_Work instruction_
Please give the listing underneath again, exactly as shown.

_Material supplied_
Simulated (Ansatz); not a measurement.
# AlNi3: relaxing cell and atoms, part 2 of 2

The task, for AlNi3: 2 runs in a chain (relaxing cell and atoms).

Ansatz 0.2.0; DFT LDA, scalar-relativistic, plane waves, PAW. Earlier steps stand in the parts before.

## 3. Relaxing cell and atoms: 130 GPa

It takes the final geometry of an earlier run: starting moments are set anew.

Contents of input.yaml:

_Answer section_
Simulated (Ansatz); not a measurement.
# AlNi3: relaxing cell and atoms, part 2 of 2

The task, for AlNi3: 2 runs in a chain (relaxing cell and atoms).

Ansatz 0.2.0; DFT LDA, scalar-relativistic, plane waves, PAW. Earlier steps stand in the parts before.

## 3. Relaxing cell and atoms: 130 GPa

It takes the final geometry of an earlier run: starting moments are set anew.

Contents of input.yaml:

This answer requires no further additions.